## Provided information
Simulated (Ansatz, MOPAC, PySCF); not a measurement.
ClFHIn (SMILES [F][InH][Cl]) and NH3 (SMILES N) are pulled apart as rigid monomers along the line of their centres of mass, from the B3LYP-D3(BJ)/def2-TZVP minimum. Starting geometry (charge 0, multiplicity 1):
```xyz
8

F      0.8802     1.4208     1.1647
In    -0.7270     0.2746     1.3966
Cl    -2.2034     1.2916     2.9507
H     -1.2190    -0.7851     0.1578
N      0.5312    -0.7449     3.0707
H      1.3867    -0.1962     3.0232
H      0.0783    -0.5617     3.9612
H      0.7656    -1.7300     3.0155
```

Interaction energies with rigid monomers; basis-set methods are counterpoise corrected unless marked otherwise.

## Assignment
Write out every line of the data again, exactly as it reads.

## Task answer
Simulated (Ansatz, MOPAC, PySCF); not a measurement.
ClFHIn (SMILES [F][InH][Cl]) and NH3 (SMILES N) are pulled apart as rigid monomers along the line of their centres of mass, from the B3LYP-D3(BJ)/def2-TZVP minimum. Starting geometry (charge 0, multiplicity 1):
```xyz
8

F      0.8802     1.4208     1.1647
In    -0.7270     0.2746     1.3966
Cl    -2.2034     1.2916     2.9507
H     -1.2190    -0.7851     0.1578
N      0.5312    -0.7449     3.0707
H      1.3867    -0.1962     3.0232
H      0.0783    -0.5617     3.9612
H      0.7656    -1.7300     3.0155
```

Interaction energies with rigid monomers; basis-set methods are counterpoise corrected unless marked otherwise.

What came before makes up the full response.